[Opening Information provided section]
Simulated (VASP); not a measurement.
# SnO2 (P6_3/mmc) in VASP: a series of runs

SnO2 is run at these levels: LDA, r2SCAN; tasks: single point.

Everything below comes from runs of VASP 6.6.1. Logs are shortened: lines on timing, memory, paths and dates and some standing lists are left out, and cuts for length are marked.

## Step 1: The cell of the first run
[Closing Information provided section]

**Work request:** Retype the entire listing without altering anything.

**Problem solution:**
Simulated (VASP); not a measurement.
# SnO2 (P6_3/mmc) in VASP: a series of runs

SnO2 is run at these levels: LDA, r2SCAN; tasks: single point.

Everything below comes from runs of VASP 6.6.1. Logs are shortened: lines on timing, memory, paths and dates and some standing lists are left out, and cuts for length are marked.

## Step 1: The cell of the first run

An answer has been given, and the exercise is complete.